Start of Block

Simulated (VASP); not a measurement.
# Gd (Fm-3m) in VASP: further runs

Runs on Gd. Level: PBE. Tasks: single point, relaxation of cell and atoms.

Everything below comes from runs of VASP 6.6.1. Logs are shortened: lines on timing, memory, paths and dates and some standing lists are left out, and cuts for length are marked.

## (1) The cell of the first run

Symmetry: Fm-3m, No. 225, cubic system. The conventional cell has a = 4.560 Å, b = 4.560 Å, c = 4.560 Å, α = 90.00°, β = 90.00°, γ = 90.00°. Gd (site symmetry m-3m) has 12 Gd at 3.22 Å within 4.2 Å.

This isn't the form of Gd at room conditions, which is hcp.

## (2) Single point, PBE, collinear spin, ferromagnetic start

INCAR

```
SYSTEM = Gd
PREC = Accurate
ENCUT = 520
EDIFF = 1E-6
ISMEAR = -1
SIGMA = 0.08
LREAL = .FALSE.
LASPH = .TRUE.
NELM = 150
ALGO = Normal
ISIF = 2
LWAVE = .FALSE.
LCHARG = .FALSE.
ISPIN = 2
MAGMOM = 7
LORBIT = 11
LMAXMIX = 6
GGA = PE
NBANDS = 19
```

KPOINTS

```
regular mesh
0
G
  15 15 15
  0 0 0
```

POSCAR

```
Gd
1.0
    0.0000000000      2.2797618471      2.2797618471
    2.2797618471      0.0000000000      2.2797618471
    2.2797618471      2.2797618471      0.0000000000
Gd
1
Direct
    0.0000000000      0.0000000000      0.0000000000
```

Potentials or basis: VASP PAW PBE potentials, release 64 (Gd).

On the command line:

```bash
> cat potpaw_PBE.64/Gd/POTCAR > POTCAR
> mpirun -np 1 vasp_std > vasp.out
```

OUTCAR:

End of Block

Work item:
Print only the lines that run from the start of the listing to the line bearing "Symmetry: Fm-3m, No."; please keep the first line and that last one, exactly as they appear.

Task answer:
Simulated (VASP); not a measurement.
# Gd (Fm-3m) in VASP: further runs

Runs on Gd. Level: PBE. Tasks: single point, relaxation of cell and atoms.

Everything below comes from runs of VASP 6.6.1. Logs are shortened: lines on timing, memory, paths and dates and some standing lists are left out, and cuts for length are marked.

## (1) The cell of the first run

Symmetry: Fm-3m, No. 225, cubic system. The conventional cell has a = 4.560 Å, b = 4.560 Å, c = 4.560 Å, α = 90.00°, β = 90.00°, γ = 90.00°. Gd (site symmetry m-3m) has 12 Gd at 3.22 Å within 4.2 Å.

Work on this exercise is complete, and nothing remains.